- [MATERIAL SUPPLIED]
== Segment start ==

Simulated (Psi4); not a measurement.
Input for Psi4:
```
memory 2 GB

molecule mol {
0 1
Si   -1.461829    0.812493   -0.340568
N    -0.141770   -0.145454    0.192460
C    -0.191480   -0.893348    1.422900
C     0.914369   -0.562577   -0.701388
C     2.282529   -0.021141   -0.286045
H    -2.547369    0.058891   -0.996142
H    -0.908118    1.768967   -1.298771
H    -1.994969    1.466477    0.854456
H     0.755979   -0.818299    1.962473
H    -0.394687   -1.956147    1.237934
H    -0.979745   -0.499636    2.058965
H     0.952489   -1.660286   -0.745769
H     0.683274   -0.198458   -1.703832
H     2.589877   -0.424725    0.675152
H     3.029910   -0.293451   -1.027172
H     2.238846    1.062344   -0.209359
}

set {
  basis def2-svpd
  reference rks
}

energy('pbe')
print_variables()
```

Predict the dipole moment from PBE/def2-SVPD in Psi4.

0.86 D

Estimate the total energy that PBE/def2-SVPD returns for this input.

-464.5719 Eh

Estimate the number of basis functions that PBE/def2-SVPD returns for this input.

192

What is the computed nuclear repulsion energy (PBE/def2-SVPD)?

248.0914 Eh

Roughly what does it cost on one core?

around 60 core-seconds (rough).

== Segment end ==

- [ASSIGNED TASK] Retype the data shown above so that each line matches the original.

- [WORKED SOLUTION]
Simulated (Psi4); not a measurement.
Input for Psi4:
```
memory 2 GB

molecule mol {
0 1
Si   -1.461829    0.812493   -0.340568
N    -0.141770   -0.145454    0.192460
C    -0.191480   -0.893348    1.422900
C     0.914369   -0.562577   -0.701388
C     2.282529   -0.021141   -0.286045
H    -2.547369    0.058891   -0.996142
H    -0.908118    1.768967   -1.298771
H    -1.994969    1.466477    0.854456
H     0.755979   -0.818299    1.962473
H    -0.394687   -1.956147    1.237934
H    -0.979745   -0.499636    2.058965
H     0.952489   -1.660286   -0.745769
H     0.683274   -0.198458   -1.703832
H     2.589877   -0.424725    0.675152
H     3.029910   -0.293451   -1.027172
H     2.238846    1.062344   -0.209359
}

set {
  basis def2-svpd
  reference rks
}

energy('pbe')
print_variables()
```

Predict the dipole moment from PBE/def2-SVPD in Psi4.

0.86 D

Estimate the total energy that PBE/def2-SVPD returns for this input.

-464.5719 Eh

Estimate the number of basis functions that PBE/def2-SVPD returns for this input.

192

What is the computed nuclear repulsion energy (PBE/def2-SVPD)?

248.0914 Eh

Roughly what does it cost on one core?

around 60 core-seconds (rough).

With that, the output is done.